Please print only the top portion of the entries below, ending with the line that contains "Identify the bonds, lone", exactly as written.

-- Opening Marker --

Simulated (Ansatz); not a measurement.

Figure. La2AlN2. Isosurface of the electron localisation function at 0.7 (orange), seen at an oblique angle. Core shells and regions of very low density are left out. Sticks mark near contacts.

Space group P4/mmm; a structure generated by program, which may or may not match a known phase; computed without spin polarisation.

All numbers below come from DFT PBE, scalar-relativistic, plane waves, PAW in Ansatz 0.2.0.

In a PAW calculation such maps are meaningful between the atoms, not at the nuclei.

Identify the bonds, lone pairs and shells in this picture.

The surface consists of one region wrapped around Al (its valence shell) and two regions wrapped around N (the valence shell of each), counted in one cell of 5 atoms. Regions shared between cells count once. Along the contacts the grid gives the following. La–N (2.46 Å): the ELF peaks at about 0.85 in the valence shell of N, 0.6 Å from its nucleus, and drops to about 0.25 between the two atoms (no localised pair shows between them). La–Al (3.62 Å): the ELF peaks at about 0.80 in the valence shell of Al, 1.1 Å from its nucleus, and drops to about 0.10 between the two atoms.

-- Closing Marker --

EXERCISE SOLUTION
Simulated (Ansatz); not a measurement.

Figure. La2AlN2. Isosurface of the electron localisation function at 0.7 (orange), seen at an oblique angle. Core shells and regions of very low density are left out. Sticks mark near contacts.

Space group P4/mmm; a structure generated by program, which may or may not match a known phase; computed without spin polarisation.

All numbers below come from DFT PBE, scalar-relativistic, plane waves, PAW in Ansatz 0.2.0.

In a PAW calculation such maps are meaningful between the atoms, not at the nuclei.

Identify the bonds, lone pairs and shells in this picture.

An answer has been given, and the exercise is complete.